◆ **Extracted material**
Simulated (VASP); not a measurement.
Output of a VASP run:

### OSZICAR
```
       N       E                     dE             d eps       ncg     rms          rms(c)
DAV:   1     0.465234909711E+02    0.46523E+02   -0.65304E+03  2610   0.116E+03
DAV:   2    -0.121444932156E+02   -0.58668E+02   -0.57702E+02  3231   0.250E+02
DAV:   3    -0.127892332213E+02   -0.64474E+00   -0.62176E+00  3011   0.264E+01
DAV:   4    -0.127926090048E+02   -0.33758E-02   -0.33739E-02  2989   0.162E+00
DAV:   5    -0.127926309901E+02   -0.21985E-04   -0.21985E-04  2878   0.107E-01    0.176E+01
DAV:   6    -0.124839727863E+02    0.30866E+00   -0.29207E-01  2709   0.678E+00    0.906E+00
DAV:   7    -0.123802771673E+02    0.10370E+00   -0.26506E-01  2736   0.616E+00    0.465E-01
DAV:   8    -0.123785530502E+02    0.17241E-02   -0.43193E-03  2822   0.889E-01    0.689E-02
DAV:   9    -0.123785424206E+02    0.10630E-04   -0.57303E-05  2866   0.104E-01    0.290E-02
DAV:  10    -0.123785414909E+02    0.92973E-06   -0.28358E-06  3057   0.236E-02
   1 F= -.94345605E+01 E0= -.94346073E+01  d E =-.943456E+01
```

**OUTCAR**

◆ **Required action**
Word for word, give the whole listing again.

◆ **Problem solution**
Simulated (VASP); not a measurement.
Output of a VASP run:

### OSZICAR
```
       N       E                     dE             d eps       ncg     rms          rms(c)
DAV:   1     0.465234909711E+02    0.46523E+02   -0.65304E+03  2610   0.116E+03
DAV:   2    -0.121444932156E+02   -0.58668E+02   -0.57702E+02  3231   0.250E+02
DAV:   3    -0.127892332213E+02   -0.64474E+00   -0.62176E+00  3011   0.264E+01
DAV:   4    -0.127926090048E+02   -0.33758E-02   -0.33739E-02  2989   0.162E+00
DAV:   5    -0.127926309901E+02   -0.21985E-04   -0.21985E-04  2878   0.107E-01    0.176E+01
DAV:   6    -0.124839727863E+02    0.30866E+00   -0.29207E-01  2709   0.678E+00    0.906E+00
DAV:   7    -0.123802771673E+02    0.10370E+00   -0.26506E-01  2736   0.616E+00    0.465E-01
DAV:   8    -0.123785530502E+02    0.17241E-02   -0.43193E-03  2822   0.889E-01    0.689E-02
DAV:   9    -0.123785424206E+02    0.10630E-04   -0.57303E-05  2866   0.104E-01    0.290E-02
DAV:  10    -0.123785414909E+02    0.92973E-06   -0.28358E-06  3057   0.236E-02
   1 F= -.94345605E+01 E0= -.94346073E+01  d E =-.943456E+01
```

**OUTCAR**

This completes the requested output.